■ DATASET RECORDS:
==========
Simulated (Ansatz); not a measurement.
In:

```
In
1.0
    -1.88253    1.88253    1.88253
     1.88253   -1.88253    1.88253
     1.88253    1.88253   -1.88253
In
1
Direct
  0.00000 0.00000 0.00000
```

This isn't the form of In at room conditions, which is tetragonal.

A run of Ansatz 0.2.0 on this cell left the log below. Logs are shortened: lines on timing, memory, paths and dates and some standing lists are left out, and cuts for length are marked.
==========

■ WORK TASK: Copy all of the data above, character for character.

■ WRITTEN ANSWER:
Simulated (Ansatz); not a measurement.
In:

```
In
1.0
    -1.88253    1.88253    1.88253
     1.88253   -1.88253    1.88253
     1.88253    1.88253   -1.88253
In
1
Direct
  0.00000 0.00000 0.00000
```

This isn't the form of In at room conditions, which is tetragonal.

A run of Ansatz 0.2.0 on this cell left the log below. Logs are shortened: lines on timing, memory, paths and dates and some standing lists are left out, and cuts for length are marked.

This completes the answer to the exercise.